■ Exercise ■
Return the records below character for character.

■ Dataset excerpts ■
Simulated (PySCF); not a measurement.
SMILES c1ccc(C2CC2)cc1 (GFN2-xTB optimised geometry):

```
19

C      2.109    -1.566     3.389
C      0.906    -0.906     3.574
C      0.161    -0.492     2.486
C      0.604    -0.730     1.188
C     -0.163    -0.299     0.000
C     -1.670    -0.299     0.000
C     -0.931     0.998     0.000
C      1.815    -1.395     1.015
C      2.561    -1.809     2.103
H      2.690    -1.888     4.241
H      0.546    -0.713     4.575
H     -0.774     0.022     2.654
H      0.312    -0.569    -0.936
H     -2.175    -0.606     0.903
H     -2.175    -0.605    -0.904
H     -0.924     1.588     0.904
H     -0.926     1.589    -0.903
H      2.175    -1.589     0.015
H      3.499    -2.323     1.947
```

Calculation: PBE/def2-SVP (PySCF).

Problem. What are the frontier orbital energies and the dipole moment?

■ Problem solution ■
Simulated (PySCF); not a measurement.
SMILES c1ccc(C2CC2)cc1 (GFN2-xTB optimised geometry):

```
19

C      2.109    -1.566     3.389
C      0.906    -0.906     3.574
C      0.161    -0.492     2.486
C      0.604    -0.730     1.188
C     -0.163    -0.299     0.000
C     -1.670    -0.299     0.000
C     -0.931     0.998     0.000
C      1.815    -1.395     1.015
C      2.561    -1.809     2.103
H      2.690    -1.888     4.241
H      0.546    -0.713     4.575
H     -0.774     0.022     2.654
H      0.312    -0.569    -0.936
H     -2.175    -0.606     0.903
H     -2.175    -0.605    -0.904
H     -0.924     1.588     0.904
H     -0.926     1.589    -0.903
H      2.175    -1.589     0.015
H      3.499    -2.323     1.947
```

Calculation: PBE/def2-SVP (PySCF).

Problem. What are the frontier orbital energies and the dipole moment?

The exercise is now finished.